Copy out, unchanged, every line from the start of the records to the line that contains "A: C2–C3 0.99;", and stop there.

=== SOURCE MATERIAL ===
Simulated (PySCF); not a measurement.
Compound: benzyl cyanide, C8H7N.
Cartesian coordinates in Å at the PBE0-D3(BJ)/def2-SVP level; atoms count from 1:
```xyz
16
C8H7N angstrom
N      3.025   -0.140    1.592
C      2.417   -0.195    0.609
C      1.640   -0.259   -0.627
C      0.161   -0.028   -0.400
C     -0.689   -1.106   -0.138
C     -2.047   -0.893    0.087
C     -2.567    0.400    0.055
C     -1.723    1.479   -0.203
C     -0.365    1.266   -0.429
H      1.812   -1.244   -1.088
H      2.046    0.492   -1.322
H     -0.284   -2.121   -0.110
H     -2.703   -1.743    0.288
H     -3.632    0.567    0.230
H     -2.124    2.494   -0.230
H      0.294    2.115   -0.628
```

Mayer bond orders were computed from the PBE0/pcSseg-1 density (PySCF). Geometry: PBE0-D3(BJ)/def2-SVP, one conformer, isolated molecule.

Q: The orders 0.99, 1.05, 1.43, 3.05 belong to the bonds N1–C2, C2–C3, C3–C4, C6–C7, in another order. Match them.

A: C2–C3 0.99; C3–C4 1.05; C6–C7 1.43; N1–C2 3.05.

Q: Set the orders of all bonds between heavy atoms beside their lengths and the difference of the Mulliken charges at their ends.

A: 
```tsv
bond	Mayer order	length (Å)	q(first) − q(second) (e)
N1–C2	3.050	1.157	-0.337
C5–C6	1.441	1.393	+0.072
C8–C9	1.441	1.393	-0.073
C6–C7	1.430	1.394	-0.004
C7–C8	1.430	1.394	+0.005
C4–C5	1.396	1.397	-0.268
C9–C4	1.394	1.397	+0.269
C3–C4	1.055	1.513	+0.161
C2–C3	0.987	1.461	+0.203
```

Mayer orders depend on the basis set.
===

▶ **TASK RESULT**:
Simulated (PySCF); not a measurement.
Compound: benzyl cyanide, C8H7N.
Cartesian coordinates in Å at the PBE0-D3(BJ)/def2-SVP level; atoms count from 1:
```xyz
16
C8H7N angstrom
N      3.025   -0.140    1.592
C      2.417   -0.195    0.609
C      1.640   -0.259   -0.627
C      0.161   -0.028   -0.400
C     -0.689   -1.106   -0.138
C     -2.047   -0.893    0.087
C     -2.567    0.400    0.055
C     -1.723    1.479   -0.203
C     -0.365    1.266   -0.429
H      1.812   -1.244   -1.088
H      2.046    0.492   -1.322
H     -0.284   -2.121   -0.110
H     -2.703   -1.743    0.288
H     -3.632    0.567    0.230
H     -2.124    2.494   -0.230
H      0.294    2.115   -0.628
```

Mayer bond orders were computed from the PBE0/pcSseg-1 density (PySCF). Geometry: PBE0-D3(BJ)/def2-SVP, one conformer, isolated molecule.

Q: The orders 0.99, 1.05, 1.43, 3.05 belong to the bonds N1–C2, C2–C3, C3–C4, C6–C7, in another order. Match them.

A: C2–C3 0.99; C3–C4 1.05; C6–C7 1.43; N1–C2 3.05.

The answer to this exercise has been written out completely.